Work order
Exactly as they appear, restate the lines of the material, from the first through the one containing "in the run?**".

=-=-=
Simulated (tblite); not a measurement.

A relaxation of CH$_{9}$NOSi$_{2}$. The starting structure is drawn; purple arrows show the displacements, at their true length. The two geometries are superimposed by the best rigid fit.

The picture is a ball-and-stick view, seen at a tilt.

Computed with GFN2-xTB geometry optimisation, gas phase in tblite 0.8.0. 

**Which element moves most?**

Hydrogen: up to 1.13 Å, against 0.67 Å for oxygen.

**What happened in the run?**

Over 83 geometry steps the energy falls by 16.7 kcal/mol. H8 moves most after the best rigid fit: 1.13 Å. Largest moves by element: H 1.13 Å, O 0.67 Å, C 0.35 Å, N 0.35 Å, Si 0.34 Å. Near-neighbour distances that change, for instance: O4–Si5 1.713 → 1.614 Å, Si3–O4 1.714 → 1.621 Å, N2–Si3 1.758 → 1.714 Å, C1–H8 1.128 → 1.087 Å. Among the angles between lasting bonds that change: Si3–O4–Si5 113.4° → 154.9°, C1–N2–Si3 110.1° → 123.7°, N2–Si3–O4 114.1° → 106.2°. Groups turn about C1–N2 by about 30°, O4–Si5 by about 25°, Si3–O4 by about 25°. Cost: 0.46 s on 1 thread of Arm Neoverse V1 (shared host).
=-=-=

Written response
Simulated (tblite); not a measurement.

A relaxation of CH$_{9}$NOSi$_{2}$. The starting structure is drawn; purple arrows show the displacements, at their true length. The two geometries are superimposed by the best rigid fit.

The picture is a ball-and-stick view, seen at a tilt.

Computed with GFN2-xTB geometry optimisation, gas phase in tblite 0.8.0. 

**Which element moves most?**

Hydrogen: up to 1.13 Å, against 0.67 Å for oxygen.

**What happened in the run?**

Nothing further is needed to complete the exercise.